(WORK ORDER):
Set down every line below, word for word.

== EXERCISE DATA ==
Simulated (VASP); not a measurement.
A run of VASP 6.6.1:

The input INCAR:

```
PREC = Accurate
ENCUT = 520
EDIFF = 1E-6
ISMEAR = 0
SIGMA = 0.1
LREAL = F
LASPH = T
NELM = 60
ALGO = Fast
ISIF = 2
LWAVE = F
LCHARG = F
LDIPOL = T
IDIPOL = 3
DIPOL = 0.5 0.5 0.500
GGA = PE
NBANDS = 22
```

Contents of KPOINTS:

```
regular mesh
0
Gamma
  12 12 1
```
===

(WORKED SOLUTION):
Simulated (VASP); not a measurement.
A run of VASP 6.6.1:

The input INCAR:

```
PREC = Accurate
ENCUT = 520
EDIFF = 1E-6
ISMEAR = 0
SIGMA = 0.1
LREAL = F
LASPH = T
NELM = 60
ALGO = Fast
ISIF = 2
LWAVE = F
LCHARG = F
LDIPOL = T
IDIPOL = 3
DIPOL = 0.5 0.5 0.500
GGA = PE
NBANDS = 22
```

Contents of KPOINTS:

```
regular mesh
0
Gamma
  12 12 1
```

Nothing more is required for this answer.